======== Information supplied ========
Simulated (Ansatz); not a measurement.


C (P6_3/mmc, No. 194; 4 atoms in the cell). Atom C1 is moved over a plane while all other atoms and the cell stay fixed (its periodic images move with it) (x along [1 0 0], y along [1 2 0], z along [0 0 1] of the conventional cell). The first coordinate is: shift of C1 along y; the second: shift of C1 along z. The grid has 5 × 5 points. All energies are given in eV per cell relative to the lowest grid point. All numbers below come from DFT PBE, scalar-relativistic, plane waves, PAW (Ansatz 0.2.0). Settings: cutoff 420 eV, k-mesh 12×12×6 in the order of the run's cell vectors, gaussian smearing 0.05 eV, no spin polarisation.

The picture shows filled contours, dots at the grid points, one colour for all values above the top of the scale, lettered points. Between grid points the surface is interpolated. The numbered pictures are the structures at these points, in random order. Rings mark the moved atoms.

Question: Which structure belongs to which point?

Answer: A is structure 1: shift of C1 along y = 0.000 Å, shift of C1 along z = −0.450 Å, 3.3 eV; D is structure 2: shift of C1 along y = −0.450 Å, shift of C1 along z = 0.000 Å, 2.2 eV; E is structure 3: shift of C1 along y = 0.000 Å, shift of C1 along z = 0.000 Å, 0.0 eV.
========

▶ _Action item_
Your answer must be the data above, copied exactly from its first line through the line containing "Question: Which structure", and nothing more.

▶ _Written reply_
Simulated (Ansatz); not a measurement.


C (P6_3/mmc, No. 194; 4 atoms in the cell). Atom C1 is moved over a plane while all other atoms and the cell stay fixed (its periodic images move with it) (x along [1 0 0], y along [1 2 0], z along [0 0 1] of the conventional cell). The first coordinate is: shift of C1 along y; the second: shift of C1 along z. The grid has 5 × 5 points. All energies are given in eV per cell relative to the lowest grid point. All numbers below come from DFT PBE, scalar-relativistic, plane waves, PAW (Ansatz 0.2.0). Settings: cutoff 420 eV, k-mesh 12×12×6 in the order of the run's cell vectors, gaussian smearing 0.05 eV, no spin polarisation.

The picture shows filled contours, dots at the grid points, one colour for all values above the top of the scale, lettered points. Between grid points the surface is interpolated. The numbered pictures are the structures at these points, in random order. Rings mark the moved atoms.

Question: Which structure belongs to which point?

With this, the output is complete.